============================================================

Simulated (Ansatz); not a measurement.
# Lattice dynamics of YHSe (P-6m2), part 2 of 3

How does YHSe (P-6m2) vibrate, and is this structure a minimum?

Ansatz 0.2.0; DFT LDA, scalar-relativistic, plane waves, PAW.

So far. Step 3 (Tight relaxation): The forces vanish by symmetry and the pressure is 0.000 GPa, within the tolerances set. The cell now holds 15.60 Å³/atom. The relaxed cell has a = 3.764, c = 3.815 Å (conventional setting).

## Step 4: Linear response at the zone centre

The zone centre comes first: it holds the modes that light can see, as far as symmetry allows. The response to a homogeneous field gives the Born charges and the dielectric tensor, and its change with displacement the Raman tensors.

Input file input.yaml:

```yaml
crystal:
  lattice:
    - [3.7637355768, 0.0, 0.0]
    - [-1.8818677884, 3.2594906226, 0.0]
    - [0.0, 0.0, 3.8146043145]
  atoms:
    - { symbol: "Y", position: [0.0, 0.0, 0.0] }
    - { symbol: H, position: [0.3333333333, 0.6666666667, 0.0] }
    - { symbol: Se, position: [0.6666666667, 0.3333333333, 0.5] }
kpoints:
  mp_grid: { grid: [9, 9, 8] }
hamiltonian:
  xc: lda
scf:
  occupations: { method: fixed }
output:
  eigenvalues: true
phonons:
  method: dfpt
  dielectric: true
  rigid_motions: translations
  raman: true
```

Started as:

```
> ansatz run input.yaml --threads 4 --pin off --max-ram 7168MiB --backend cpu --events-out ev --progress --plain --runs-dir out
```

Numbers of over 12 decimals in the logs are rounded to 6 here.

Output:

============================================================

» BRIEF:
Please print exactly what appears from the first line of the data through the line with "Numbers of over", including both of those lines and nothing past them.

» RESPONSE AREA:
Simulated (Ansatz); not a measurement.
# Lattice dynamics of YHSe (P-6m2), part 2 of 3

How does YHSe (P-6m2) vibrate, and is this structure a minimum?

Ansatz 0.2.0; DFT LDA, scalar-relativistic, plane waves, PAW.

So far. Step 3 (Tight relaxation): The forces vanish by symmetry and the pressure is 0.000 GPa, within the tolerances set. The cell now holds 15.60 Å³/atom. The relaxed cell has a = 3.764, c = 3.815 Å (conventional setting).

## Step 4: Linear response at the zone centre

The zone centre comes first: it holds the modes that light can see, as far as symmetry allows. The response to a homogeneous field gives the Born charges and the dielectric tensor, and its change with displacement the Raman tensors.

Input file input.yaml:

```yaml
crystal:
  lattice:
    - [3.7637355768, 0.0, 0.0]
    - [-1.8818677884, 3.2594906226, 0.0]
    - [0.0, 0.0, 3.8146043145]
  atoms:
    - { symbol: "Y", position: [0.0, 0.0, 0.0] }
    - { symbol: H, position: [0.3333333333, 0.6666666667, 0.0] }
    - { symbol: Se, position: [0.6666666667, 0.3333333333, 0.5] }
kpoints:
  mp_grid: { grid: [9, 9, 8] }
hamiltonian:
  xc: lda
scf:
  occupations: { method: fixed }
output:
  eigenvalues: true
phonons:
  method: dfpt
  dielectric: true
  rigid_motions: translations
  raman: true
```

Started as:

```
> ansatz run input.yaml --threads 4 --pin off --max-ram 7168MiB --backend cpu --events-out ev --progress --plain --runs-dir out
```

Numbers of over 12 decimals in the logs are rounded to 6 here.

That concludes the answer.